Work task:
Your answer should be an exact copy of the lines from the start of the entries to the line containing "Problem. At about", both included.

----- Listed records -----

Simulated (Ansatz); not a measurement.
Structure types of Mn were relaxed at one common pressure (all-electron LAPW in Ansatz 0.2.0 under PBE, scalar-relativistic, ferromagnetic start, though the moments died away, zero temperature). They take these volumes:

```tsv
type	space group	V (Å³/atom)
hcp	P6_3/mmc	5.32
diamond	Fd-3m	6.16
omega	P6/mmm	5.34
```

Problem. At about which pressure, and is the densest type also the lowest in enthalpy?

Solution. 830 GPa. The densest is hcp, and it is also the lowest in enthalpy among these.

-----

Worked solution:
Simulated (Ansatz); not a measurement.
Structure types of Mn were relaxed at one common pressure (all-electron LAPW in Ansatz 0.2.0 under PBE, scalar-relativistic, ferromagnetic start, though the moments died away, zero temperature). They take these volumes:

```tsv
type	space group	V (Å³/atom)
hcp	P6_3/mmc	5.32
diamond	Fd-3m	6.16
omega	P6/mmm	5.34
```

Problem. At about which pressure, and is the densest type also the lowest in enthalpy?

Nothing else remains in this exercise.